● Listed entries

+ + + +

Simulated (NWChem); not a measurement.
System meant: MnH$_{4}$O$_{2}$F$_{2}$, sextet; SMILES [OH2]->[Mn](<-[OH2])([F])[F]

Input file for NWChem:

+ + + +

● Action item
Without any alteration, repeat the entire listing.

● Answer section
Simulated (NWChem); not a measurement.
System meant: MnH$_{4}$O$_{2}$F$_{2}$, sextet; SMILES [OH2]->[Mn](<-[OH2])([F])[F]

Input file for NWChem:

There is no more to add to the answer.